__Supplied entries__.
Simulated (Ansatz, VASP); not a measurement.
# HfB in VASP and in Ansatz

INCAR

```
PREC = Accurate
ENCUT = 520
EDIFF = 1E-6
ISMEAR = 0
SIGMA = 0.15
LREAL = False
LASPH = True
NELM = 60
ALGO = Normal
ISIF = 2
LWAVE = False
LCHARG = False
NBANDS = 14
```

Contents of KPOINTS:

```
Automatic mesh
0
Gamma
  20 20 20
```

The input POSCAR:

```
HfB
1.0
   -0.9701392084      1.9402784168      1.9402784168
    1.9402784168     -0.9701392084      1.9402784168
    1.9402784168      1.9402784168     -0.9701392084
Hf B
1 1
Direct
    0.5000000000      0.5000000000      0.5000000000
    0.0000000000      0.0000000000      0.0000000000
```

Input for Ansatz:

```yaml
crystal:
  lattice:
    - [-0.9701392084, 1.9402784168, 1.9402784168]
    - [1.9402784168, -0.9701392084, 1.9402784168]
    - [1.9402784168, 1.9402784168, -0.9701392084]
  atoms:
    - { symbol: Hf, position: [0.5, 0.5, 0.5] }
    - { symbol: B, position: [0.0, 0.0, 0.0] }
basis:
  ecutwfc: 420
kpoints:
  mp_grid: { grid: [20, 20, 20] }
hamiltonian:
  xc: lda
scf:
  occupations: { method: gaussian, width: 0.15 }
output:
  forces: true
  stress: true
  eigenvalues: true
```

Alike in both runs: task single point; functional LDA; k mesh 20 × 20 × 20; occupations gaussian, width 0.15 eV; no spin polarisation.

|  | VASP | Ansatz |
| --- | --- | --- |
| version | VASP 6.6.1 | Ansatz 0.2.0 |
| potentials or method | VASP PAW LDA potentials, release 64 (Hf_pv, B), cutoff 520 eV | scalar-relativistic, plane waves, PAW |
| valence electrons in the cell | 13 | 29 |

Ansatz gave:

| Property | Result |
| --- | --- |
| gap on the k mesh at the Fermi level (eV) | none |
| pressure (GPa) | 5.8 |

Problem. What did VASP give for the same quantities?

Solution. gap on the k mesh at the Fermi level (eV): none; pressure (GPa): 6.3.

__Assigned task__. Restate word for word the entries above, starting at the line with "Alike in both" and ending at the line with "Problem. What did", inclusive, and no others.

__Exercise result__.
Alike in both runs: task single point; functional LDA; k mesh 20 × 20 × 20; occupations gaussian, width 0.15 eV; no spin polarisation.

|  | VASP | Ansatz |
| --- | --- | --- |
| version | VASP 6.6.1 | Ansatz 0.2.0 |
| potentials or method | VASP PAW LDA potentials, release 64 (Hf_pv, B), cutoff 520 eV | scalar-relativistic, plane waves, PAW |
| valence electrons in the cell | 13 | 29 |

Ansatz gave:

| Property | Result |
| --- | --- |
| gap on the k mesh at the Fermi level (eV) | none |
| pressure (GPa) | 5.8 |

Problem. What did VASP give for the same quantities?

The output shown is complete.